» TASK ITEM
Using the listing below, set down each line from the line containing "Ansatz relaxed the" through the line containing "Ansatz 0.2.0 |", both ends included, exactly and with nothing added.

» INFORMATION PROVIDED
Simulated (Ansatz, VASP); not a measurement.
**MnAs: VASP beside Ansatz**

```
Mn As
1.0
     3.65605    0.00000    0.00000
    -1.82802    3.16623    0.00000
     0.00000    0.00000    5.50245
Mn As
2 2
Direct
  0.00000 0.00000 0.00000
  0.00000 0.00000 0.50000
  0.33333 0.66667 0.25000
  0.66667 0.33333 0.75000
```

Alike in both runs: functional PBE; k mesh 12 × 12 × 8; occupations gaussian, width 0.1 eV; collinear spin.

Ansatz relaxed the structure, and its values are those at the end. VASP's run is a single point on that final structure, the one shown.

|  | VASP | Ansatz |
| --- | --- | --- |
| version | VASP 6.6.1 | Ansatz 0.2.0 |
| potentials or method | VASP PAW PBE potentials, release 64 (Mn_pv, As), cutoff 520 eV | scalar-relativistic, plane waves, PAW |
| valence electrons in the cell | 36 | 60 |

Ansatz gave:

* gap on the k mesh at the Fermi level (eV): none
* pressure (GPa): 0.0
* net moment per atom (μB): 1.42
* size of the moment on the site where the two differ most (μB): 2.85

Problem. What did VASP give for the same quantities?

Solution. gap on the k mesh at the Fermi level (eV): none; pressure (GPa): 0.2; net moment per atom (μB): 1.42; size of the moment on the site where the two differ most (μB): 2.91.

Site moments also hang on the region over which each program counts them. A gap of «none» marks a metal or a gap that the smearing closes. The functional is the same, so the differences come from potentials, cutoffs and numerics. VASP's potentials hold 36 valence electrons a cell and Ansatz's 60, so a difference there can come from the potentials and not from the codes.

» ANSWER SECTION
Ansatz relaxed the structure, and its values are those at the end. VASP's run is a single point on that final structure, the one shown.

|  | VASP | Ansatz |
| --- | --- | --- |
| version | VASP 6.6.1 | Ansatz 0.2.0 |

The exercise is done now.